• [Material shown]
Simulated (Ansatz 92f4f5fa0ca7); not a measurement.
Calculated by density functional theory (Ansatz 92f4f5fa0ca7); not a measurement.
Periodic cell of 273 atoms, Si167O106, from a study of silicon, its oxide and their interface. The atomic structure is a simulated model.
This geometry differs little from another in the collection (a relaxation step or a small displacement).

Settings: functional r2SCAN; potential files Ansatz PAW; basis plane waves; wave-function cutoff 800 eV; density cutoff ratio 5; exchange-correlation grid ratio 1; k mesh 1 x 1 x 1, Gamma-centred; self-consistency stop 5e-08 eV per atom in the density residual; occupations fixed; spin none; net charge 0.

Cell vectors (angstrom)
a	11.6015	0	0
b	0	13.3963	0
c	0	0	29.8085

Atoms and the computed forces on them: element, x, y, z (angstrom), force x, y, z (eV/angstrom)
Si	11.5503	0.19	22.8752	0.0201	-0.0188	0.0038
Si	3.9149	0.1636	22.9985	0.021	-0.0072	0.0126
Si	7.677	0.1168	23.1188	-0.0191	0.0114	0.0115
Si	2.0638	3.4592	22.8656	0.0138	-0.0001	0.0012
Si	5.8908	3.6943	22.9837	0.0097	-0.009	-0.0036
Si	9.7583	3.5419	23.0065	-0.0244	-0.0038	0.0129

• [Exercise]
Print each entry precisely. Include every line.

• [Task solution]
Simulated (Ansatz 92f4f5fa0ca7); not a measurement.
Calculated by density functional theory (Ansatz 92f4f5fa0ca7); not a measurement.
Periodic cell of 273 atoms, Si167O106, from a study of silicon, its oxide and their interface. The atomic structure is a simulated model.
This geometry differs little from another in the collection (a relaxation step or a small displacement).

Settings: functional r2SCAN; potential files Ansatz PAW; basis plane waves; wave-function cutoff 800 eV; density cutoff ratio 5; exchange-correlation grid ratio 1; k mesh 1 x 1 x 1, Gamma-centred; self-consistency stop 5e-08 eV per atom in the density residual; occupations fixed; spin none; net charge 0.

Cell vectors (angstrom)
a	11.6015	0	0
b	0	13.3963	0
c	0	0	29.8085

Atoms and the computed forces on them: element, x, y, z (angstrom), force x, y, z (eV/angstrom)
Si	11.5503	0.19	22.8752	0.0201	-0.0188	0.0038
Si	3.9149	0.1636	22.9985	0.021	-0.0072	0.0126
Si	7.677	0.1168	23.1188	-0.0191	0.0114	0.0115
Si	2.0638	3.4592	22.8656	0.0138	-0.0001	0.0012
Si	5.8908	3.6943	22.9837	0.0097	-0.009	-0.0036
Si	9.7583	3.5419	23.0065	-0.0244	-0.0038	0.0129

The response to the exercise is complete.